#### [Available data]

========================================================================

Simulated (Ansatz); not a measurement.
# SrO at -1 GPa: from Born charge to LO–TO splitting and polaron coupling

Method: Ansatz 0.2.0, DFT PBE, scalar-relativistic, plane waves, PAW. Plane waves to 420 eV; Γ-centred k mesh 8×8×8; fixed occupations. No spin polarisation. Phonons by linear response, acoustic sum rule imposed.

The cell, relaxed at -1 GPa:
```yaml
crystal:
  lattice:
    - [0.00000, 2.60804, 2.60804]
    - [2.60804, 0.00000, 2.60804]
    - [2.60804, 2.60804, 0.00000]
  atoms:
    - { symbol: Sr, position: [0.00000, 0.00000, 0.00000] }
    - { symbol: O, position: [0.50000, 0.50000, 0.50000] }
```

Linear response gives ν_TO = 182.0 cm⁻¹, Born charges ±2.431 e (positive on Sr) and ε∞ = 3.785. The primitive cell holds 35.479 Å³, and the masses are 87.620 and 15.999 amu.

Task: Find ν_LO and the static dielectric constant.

========================================================================

#### [Activity]
All of the material above should be set down again, unaltered.

#### [Written reply]
Simulated (Ansatz); not a measurement.
# SrO at -1 GPa: from Born charge to LO–TO splitting and polaron coupling

Method: Ansatz 0.2.0, DFT PBE, scalar-relativistic, plane waves, PAW. Plane waves to 420 eV; Γ-centred k mesh 8×8×8; fixed occupations. No spin polarisation. Phonons by linear response, acoustic sum rule imposed.

The cell, relaxed at -1 GPa:
```yaml
crystal:
  lattice:
    - [0.00000, 2.60804, 2.60804]
    - [2.60804, 0.00000, 2.60804]
    - [2.60804, 2.60804, 0.00000]
  atoms:
    - { symbol: Sr, position: [0.00000, 0.00000, 0.00000] }
    - { symbol: O, position: [0.50000, 0.50000, 0.50000] }
```

Linear response gives ν_TO = 182.0 cm⁻¹, Born charges ±2.431 e (positive on Sr) and ε∞ = 3.785. The primitive cell holds 35.479 Å³, and the masses are 87.620 and 15.999 amu.

Task: Find ν_LO and the static dielectric constant.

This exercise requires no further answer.